[Assignment]
Please print only the top portion of the entries below, ending with the line that contains "### Estimate the", exactly as written.

[Excerpted records]
========================================

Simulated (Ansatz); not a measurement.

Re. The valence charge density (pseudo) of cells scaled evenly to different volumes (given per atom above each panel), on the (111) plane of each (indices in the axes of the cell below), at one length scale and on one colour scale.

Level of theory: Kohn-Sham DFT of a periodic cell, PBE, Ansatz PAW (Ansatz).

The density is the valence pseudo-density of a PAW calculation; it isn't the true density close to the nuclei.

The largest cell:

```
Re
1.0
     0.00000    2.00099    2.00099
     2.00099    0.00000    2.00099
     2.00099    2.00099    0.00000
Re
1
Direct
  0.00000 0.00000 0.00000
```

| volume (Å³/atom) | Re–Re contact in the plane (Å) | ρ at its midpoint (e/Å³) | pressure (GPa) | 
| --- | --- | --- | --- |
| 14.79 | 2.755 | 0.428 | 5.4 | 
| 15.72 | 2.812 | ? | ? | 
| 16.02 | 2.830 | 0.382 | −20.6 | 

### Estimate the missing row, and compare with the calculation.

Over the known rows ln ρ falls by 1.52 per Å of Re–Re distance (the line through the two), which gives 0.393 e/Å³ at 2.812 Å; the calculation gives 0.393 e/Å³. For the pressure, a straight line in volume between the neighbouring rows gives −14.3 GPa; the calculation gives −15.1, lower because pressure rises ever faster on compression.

========================================

[Written response]
Simulated (Ansatz); not a measurement.

Re. The valence charge density (pseudo) of cells scaled evenly to different volumes (given per atom above each panel), on the (111) plane of each (indices in the axes of the cell below), at one length scale and on one colour scale.

Level of theory: Kohn-Sham DFT of a periodic cell, PBE, Ansatz PAW (Ansatz).

The density is the valence pseudo-density of a PAW calculation; it isn't the true density close to the nuclei.

The largest cell:

```
Re
1.0
     0.00000    2.00099    2.00099
     2.00099    0.00000    2.00099
     2.00099    2.00099    0.00000
Re
1
Direct
  0.00000 0.00000 0.00000
```

| volume (Å³/atom) | Re–Re contact in the plane (Å) | ρ at its midpoint (e/Å³) | pressure (GPa) | 
| --- | --- | --- | --- |
| 14.79 | 2.755 | 0.428 | 5.4 | 
| 15.72 | 2.812 | ? | ? | 
| 16.02 | 2.830 | 0.382 | −20.6 | 

### Estimate the missing row, and compare with the calculation.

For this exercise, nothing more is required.